> **Work request**: Take the records below and print them verbatim up to and including the line that carries "Ansatz 0.2.0 |".

========================

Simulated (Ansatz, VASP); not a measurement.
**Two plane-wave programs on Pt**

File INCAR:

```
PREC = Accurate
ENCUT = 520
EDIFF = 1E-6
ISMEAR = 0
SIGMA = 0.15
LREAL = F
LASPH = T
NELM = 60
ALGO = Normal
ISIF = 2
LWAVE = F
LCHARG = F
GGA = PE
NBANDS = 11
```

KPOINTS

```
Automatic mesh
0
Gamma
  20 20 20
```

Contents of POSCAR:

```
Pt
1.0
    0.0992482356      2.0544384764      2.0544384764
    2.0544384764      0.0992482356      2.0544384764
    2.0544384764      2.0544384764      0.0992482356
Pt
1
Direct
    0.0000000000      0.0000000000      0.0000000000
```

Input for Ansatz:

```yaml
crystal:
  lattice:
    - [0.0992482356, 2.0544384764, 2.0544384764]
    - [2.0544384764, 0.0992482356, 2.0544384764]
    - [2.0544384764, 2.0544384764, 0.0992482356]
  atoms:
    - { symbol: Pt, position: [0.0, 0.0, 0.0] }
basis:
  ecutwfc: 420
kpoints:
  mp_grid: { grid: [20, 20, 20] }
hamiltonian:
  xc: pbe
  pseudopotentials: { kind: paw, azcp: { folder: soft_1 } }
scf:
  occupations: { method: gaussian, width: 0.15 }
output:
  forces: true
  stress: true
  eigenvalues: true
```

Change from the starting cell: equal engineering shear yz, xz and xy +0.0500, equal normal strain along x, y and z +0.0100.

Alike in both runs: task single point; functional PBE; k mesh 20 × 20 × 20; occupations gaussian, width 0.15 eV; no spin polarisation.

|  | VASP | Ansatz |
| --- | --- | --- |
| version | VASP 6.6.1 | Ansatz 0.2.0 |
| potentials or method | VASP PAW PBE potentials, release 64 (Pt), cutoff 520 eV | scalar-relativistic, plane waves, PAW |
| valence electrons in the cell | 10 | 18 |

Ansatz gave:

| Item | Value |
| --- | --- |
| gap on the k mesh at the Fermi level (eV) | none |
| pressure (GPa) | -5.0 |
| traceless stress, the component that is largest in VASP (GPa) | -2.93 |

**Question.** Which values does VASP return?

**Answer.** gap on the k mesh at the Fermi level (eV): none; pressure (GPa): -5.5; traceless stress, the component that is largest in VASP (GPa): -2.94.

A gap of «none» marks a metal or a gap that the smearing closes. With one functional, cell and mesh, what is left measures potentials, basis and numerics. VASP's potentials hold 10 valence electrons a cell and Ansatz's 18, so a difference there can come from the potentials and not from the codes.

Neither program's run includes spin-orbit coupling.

========================

> **Answer area**:
Simulated (Ansatz, VASP); not a measurement.
**Two plane-wave programs on Pt**

File INCAR:

```
PREC = Accurate
ENCUT = 520
EDIFF = 1E-6
ISMEAR = 0
SIGMA = 0.15
LREAL = F
LASPH = T
NELM = 60
ALGO = Normal
ISIF = 2
LWAVE = F
LCHARG = F
GGA = PE
NBANDS = 11
```

KPOINTS

```
Automatic mesh
0
Gamma
  20 20 20
```

Contents of POSCAR:

```
Pt
1.0
    0.0992482356      2.0544384764      2.0544384764
    2.0544384764      0.0992482356      2.0544384764
    2.0544384764      2.0544384764      0.0992482356
Pt
1
Direct
    0.0000000000      0.0000000000      0.0000000000
```

Input for Ansatz:

```yaml
crystal:
  lattice:
    - [0.0992482356, 2.0544384764, 2.0544384764]
    - [2.0544384764, 0.0992482356, 2.0544384764]
    - [2.0544384764, 2.0544384764, 0.0992482356]
  atoms:
    - { symbol: Pt, position: [0.0, 0.0, 0.0] }
basis:
  ecutwfc: 420
kpoints:
  mp_grid: { grid: [20, 20, 20] }
hamiltonian:
  xc: pbe
  pseudopotentials: { kind: paw, azcp: { folder: soft_1 } }
scf:
  occupations: { method: gaussian, width: 0.15 }
output:
  forces: true
  stress: true
  eigenvalues: true
```

Change from the starting cell: equal engineering shear yz, xz and xy +0.0500, equal normal strain along x, y and z +0.0100.

Alike in both runs: task single point; functional PBE; k mesh 20 × 20 × 20; occupations gaussian, width 0.15 eV; no spin polarisation.

|  | VASP | Ansatz |
| --- | --- | --- |
| version | VASP 6.6.1 | Ansatz 0.2.0 |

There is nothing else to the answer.